— Work instruction —
Give back the full data, retyped precisely.

═══ Extracted records
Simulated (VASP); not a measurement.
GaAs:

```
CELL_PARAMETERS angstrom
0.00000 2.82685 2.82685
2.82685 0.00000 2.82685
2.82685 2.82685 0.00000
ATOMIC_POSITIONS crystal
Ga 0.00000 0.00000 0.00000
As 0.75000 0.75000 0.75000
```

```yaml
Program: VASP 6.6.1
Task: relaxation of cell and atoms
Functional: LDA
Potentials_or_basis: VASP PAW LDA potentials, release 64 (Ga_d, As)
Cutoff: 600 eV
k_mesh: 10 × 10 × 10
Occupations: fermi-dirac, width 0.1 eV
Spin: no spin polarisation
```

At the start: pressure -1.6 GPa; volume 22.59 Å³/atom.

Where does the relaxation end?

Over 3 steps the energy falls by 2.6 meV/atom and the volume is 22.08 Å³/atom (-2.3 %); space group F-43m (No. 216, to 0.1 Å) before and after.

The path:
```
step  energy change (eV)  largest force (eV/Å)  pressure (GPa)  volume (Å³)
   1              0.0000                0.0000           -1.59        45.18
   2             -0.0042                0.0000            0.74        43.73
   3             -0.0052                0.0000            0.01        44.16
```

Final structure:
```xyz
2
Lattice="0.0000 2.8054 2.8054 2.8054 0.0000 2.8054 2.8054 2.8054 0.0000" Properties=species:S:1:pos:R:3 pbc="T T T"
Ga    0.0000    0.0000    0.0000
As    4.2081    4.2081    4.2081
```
══════

— Answer section —
Simulated (VASP); not a measurement.
GaAs:

```
CELL_PARAMETERS angstrom
0.00000 2.82685 2.82685
2.82685 0.00000 2.82685
2.82685 2.82685 0.00000
ATOMIC_POSITIONS crystal
Ga 0.00000 0.00000 0.00000
As 0.75000 0.75000 0.75000
```

```yaml
Program: VASP 6.6.1
Task: relaxation of cell and atoms
Functional: LDA
Potentials_or_basis: VASP PAW LDA potentials, release 64 (Ga_d, As)
Cutoff: 600 eV
k_mesh: 10 × 10 × 10
Occupations: fermi-dirac, width 0.1 eV
Spin: no spin polarisation
```

At the start: pressure -1.6 GPa; volume 22.59 Å³/atom.

Where does the relaxation end?

Over 3 steps the energy falls by 2.6 meV/atom and the volume is 22.08 Å³/atom (-2.3 %); space group F-43m (No. 216, to 0.1 Å) before and after.

The path:
```
step  energy change (eV)  largest force (eV/Å)  pressure (GPa)  volume (Å³)
   1              0.0000                0.0000           -1.59        45.18
   2             -0.0042                0.0000            0.74        43.73
   3             -0.0052                0.0000            0.01        44.16
```

Final structure:
```xyz
2
Lattice="0.0000 2.8054 2.8054 2.8054 0.0000 2.8054 2.8054 2.8054 0.0000" Properties=species:S:1:pos:R:3 pbc="T T T"
Ga    0.0000    0.0000    0.0000
As    4.2081    4.2081    4.2081
```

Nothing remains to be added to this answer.